Every line of the data below should be retyped exactly.

= Beginning of Section =

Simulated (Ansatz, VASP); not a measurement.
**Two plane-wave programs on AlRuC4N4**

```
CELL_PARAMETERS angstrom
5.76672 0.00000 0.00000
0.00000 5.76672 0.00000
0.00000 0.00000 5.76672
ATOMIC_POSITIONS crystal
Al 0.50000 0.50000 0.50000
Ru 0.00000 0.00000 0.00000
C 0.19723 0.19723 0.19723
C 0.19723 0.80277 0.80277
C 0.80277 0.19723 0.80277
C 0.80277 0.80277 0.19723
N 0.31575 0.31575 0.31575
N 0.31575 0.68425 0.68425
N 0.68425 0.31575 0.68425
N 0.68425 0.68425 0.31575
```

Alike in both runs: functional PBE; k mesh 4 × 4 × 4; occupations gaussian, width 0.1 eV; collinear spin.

= End of Section =

→ Expected answer:
Simulated (Ansatz, VASP); not a measurement.
**Two plane-wave programs on AlRuC4N4**

```
CELL_PARAMETERS angstrom
5.76672 0.00000 0.00000
0.00000 5.76672 0.00000
0.00000 0.00000 5.76672
ATOMIC_POSITIONS crystal
Al 0.50000 0.50000 0.50000
Ru 0.00000 0.00000 0.00000
C 0.19723 0.19723 0.19723
C 0.19723 0.80277 0.80277
C 0.80277 0.19723 0.80277
C 0.80277 0.80277 0.19723
N 0.31575 0.31575 0.31575
N 0.31575 0.68425 0.68425
N 0.68425 0.31575 0.68425
N 0.68425 0.68425 0.31575
```

Alike in both runs: functional PBE; k mesh 4 × 4 × 4; occupations gaussian, width 0.1 eV; collinear spin.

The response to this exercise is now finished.